_REQUIRED ACTION_:
Look through the records below for the line with "0.143 | -0.010 |". Return that line and each one after it up to and including the line with "Problem. What are", exactly.

━━━ GIVEN RECORDS ━━━
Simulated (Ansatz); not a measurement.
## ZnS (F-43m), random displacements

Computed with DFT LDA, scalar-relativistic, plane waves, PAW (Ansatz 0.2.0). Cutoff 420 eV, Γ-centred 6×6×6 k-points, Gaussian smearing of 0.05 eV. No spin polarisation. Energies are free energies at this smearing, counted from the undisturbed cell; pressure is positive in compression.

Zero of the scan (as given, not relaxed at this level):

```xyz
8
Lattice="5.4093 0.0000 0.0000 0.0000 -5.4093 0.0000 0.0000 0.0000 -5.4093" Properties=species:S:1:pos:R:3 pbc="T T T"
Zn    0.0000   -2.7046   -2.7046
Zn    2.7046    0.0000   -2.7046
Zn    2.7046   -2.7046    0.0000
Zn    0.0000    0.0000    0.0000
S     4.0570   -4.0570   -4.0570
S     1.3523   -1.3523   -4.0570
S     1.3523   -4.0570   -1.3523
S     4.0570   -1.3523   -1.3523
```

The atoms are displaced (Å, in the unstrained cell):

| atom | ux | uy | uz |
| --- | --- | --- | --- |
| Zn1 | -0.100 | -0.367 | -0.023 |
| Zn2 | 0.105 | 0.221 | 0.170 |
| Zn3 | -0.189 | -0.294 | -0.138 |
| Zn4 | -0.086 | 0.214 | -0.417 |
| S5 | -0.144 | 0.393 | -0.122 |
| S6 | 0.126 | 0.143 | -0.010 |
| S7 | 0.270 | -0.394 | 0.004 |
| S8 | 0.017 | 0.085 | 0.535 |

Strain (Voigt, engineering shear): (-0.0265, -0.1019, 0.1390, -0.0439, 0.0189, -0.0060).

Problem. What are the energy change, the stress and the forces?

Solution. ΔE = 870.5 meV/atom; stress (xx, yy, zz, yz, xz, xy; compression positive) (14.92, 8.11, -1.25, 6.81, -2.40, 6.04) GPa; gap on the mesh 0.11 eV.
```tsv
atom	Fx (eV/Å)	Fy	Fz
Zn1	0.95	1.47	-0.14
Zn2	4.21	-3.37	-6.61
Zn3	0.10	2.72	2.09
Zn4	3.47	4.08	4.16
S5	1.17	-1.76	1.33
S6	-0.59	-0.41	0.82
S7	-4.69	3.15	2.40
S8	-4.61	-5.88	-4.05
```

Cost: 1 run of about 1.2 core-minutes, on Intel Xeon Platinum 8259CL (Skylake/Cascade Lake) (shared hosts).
━━━

_RESPONSE AREA_:
| S6 | 0.126 | 0.143 | -0.010 |
| S7 | 0.270 | -0.394 | 0.004 |
| S8 | 0.017 | 0.085 | 0.535 |

Strain (Voigt, engineering shear): (-0.0265, -0.1019, 0.1390, -0.0439, 0.0189, -0.0060).

Problem. What are the energy change, the stress and the forces?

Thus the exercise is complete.